(Information provided Opens)
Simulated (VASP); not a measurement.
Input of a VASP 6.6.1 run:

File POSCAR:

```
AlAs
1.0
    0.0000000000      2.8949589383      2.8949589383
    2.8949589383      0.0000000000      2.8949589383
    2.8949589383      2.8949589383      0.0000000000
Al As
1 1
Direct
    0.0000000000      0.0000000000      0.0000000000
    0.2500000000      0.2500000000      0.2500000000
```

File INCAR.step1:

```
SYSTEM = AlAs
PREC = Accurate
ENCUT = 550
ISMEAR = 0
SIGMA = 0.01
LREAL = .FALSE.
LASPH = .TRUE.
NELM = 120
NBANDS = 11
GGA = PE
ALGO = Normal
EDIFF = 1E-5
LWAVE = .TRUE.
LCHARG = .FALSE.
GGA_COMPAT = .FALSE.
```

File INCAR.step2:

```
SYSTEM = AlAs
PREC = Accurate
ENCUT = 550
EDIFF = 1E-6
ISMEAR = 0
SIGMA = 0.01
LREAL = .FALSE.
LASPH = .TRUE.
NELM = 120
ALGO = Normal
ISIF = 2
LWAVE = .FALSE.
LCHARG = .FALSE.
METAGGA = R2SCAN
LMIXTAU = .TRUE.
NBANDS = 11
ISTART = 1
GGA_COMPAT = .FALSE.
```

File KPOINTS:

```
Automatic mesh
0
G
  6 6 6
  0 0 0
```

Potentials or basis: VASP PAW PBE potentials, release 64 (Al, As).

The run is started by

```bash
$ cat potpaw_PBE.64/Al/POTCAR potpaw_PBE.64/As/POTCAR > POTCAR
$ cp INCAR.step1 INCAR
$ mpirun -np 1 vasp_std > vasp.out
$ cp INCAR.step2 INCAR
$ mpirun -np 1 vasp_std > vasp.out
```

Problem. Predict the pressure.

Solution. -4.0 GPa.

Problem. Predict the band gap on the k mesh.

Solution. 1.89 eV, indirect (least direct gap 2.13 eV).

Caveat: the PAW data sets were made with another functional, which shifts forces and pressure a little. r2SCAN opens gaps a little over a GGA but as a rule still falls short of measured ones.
(Information provided Closes)

> Work request
Retype the records above from the very first line down to the line with "Solution. 1.89 eV, indirect", keeping both of those lines. Include nothing beyond them.

> Written solution
Simulated (VASP); not a measurement.
Input of a VASP 6.6.1 run:

File POSCAR:

```
AlAs
1.0
    0.0000000000      2.8949589383      2.8949589383
    2.8949589383      0.0000000000      2.8949589383
    2.8949589383      2.8949589383      0.0000000000
Al As
1 1
Direct
    0.0000000000      0.0000000000      0.0000000000
    0.2500000000      0.2500000000      0.2500000000
```

File INCAR.step1:

```
SYSTEM = AlAs
PREC = Accurate
ENCUT = 550
ISMEAR = 0
SIGMA = 0.01
LREAL = .FALSE.
LASPH = .TRUE.
NELM = 120
NBANDS = 11
GGA = PE
ALGO = Normal
EDIFF = 1E-5
LWAVE = .TRUE.
LCHARG = .FALSE.
GGA_COMPAT = .FALSE.
```

File INCAR.step2:

```
SYSTEM = AlAs
PREC = Accurate
ENCUT = 550
EDIFF = 1E-6
ISMEAR = 0
SIGMA = 0.01
LREAL = .FALSE.
LASPH = .TRUE.
NELM = 120
ALGO = Normal
ISIF = 2
LWAVE = .FALSE.
LCHARG = .FALSE.
METAGGA = R2SCAN
LMIXTAU = .TRUE.
NBANDS = 11
ISTART = 1
GGA_COMPAT = .FALSE.
```

File KPOINTS:

```
Automatic mesh
0
G
  6 6 6
  0 0 0
```

Potentials or basis: VASP PAW PBE potentials, release 64 (Al, As).

The run is started by

```bash
$ cat potpaw_PBE.64/Al/POTCAR potpaw_PBE.64/As/POTCAR > POTCAR
$ cp INCAR.step1 INCAR
$ mpirun -np 1 vasp_std > vasp.out
$ cp INCAR.step2 INCAR
$ mpirun -np 1 vasp_std > vasp.out
```

Problem. Predict the pressure.

Solution. -4.0 GPa.

Problem. Predict the band gap on the k mesh.

Solution. 1.89 eV, indirect (least direct gap 2.13 eV).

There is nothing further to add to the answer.